↓

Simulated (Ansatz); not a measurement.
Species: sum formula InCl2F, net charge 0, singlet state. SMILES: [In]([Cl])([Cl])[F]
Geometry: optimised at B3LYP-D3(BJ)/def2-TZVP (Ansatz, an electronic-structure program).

↑

**ASSIGNMENT**
Write out the full set of records exactly as given.

**EXERCISE RESULT**
Simulated (Ansatz); not a measurement.
Species: sum formula InCl2F, net charge 0, singlet state. SMILES: [In]([Cl])([Cl])[F]
Geometry: optimised at B3LYP-D3(BJ)/def2-TZVP (Ansatz, an electronic-structure program).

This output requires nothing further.